Dataset excerpts:
******

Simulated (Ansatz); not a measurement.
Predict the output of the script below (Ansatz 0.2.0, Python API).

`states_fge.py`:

******

Requirement: The answer should be the first line of the material and every line after it through the line containing "Predict the output", exactly as written, and nothing else.

Written response:
Simulated (Ansatz); not a measurement.
Predict the output of the script below (Ansatz 0.2.0, Python API).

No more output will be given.